## Required action
Would you return, word for word, the lines of the data below from the line with "A calculation, not" through the line with "Common to all", and no others?

## Dataset excerpts
== Segment start ==

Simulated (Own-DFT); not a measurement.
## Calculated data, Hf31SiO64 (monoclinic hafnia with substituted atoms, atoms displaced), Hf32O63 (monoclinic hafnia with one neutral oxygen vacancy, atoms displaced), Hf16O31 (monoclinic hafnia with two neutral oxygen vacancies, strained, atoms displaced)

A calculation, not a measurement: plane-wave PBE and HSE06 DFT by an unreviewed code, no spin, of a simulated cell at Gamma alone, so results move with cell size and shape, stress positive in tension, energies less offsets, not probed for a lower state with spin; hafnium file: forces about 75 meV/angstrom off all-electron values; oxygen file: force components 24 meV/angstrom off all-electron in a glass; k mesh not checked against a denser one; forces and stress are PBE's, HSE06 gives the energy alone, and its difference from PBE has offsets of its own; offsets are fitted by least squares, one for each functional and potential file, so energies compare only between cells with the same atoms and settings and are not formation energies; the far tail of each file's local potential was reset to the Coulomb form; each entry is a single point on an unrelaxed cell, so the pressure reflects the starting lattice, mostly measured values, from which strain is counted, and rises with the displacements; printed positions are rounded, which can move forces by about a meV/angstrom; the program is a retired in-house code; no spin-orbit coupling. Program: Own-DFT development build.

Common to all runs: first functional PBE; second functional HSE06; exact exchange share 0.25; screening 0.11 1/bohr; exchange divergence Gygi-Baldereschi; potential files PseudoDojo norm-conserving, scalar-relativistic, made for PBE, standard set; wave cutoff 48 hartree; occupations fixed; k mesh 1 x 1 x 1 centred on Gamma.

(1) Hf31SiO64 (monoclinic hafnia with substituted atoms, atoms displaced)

== Segment end ==

## Reply
A calculation, not a measurement: plane-wave PBE and HSE06 DFT by an unreviewed code, no spin, of a simulated cell at Gamma alone, so results move with cell size and shape, stress positive in tension, energies less offsets, not probed for a lower state with spin; hafnium file: forces about 75 meV/angstrom off all-electron values; oxygen file: force components 24 meV/angstrom off all-electron in a glass; k mesh not checked against a denser one; forces and stress are PBE's, HSE06 gives the energy alone, and its difference from PBE has offsets of its own; offsets are fitted by least squares, one for each functional and potential file, so energies compare only between cells with the same atoms and settings and are not formation energies; the far tail of each file's local potential was reset to the Coulomb form; each entry is a single point on an unrelaxed cell, so the pressure reflects the starting lattice, mostly measured values, from which strain is counted, and rises with the displacements; printed positions are rounded, which can move forces by about a meV/angstrom; the program is a retired in-house code; no spin-orbit coupling. Program: Own-DFT development build.

Common to all runs: first functional PBE; second functional HSE06; exact exchange share 0.25; screening 0.11 1/bohr; exchange divergence Gygi-Baldereschi; potential files PseudoDojo norm-conserving, scalar-relativistic, made for PBE, standard set; wave cutoff 48 hartree; occupations fixed; k mesh 1 x 1 x 1 centred on Gamma.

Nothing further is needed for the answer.